===

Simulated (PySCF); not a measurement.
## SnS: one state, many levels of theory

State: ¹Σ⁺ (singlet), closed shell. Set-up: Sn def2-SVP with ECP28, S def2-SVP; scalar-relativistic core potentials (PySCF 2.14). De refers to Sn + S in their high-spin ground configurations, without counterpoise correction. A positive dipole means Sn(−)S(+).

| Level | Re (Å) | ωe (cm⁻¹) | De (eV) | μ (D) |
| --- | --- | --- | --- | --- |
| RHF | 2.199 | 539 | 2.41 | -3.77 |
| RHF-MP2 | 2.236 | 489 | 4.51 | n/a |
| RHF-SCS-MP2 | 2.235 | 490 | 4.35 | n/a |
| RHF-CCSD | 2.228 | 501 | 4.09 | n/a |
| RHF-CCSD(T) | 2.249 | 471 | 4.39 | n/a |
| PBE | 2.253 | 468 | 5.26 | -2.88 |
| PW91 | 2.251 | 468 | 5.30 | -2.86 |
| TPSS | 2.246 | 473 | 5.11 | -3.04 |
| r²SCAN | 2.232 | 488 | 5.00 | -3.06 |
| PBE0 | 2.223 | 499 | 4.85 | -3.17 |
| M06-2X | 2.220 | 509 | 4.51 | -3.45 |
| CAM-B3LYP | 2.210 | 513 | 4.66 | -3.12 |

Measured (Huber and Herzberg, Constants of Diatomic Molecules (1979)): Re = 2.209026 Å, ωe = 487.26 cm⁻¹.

===

(REQUIRED ACTION): Your answer must consist solely of the lines above between the line holding "4.09 | n/a |" and the line holding "4.66 | -3.12 |", inclusive, copied exactly.

(TASK ANSWER):
| RHF-CCSD | 2.228 | 501 | 4.09 | n/a |
| RHF-CCSD(T) | 2.249 | 471 | 4.39 | n/a |
| PBE | 2.253 | 468 | 5.26 | -2.88 |
| PW91 | 2.251 | 468 | 5.30 | -2.86 |
| TPSS | 2.246 | 473 | 5.11 | -3.04 |
| r²SCAN | 2.232 | 488 | 5.00 | -3.06 |
| PBE0 | 2.223 | 499 | 4.85 | -3.17 |
| M06-2X | 2.220 | 509 | 4.51 | -3.45 |
| CAM-B3LYP | 2.210 | 513 | 4.66 | -3.12 |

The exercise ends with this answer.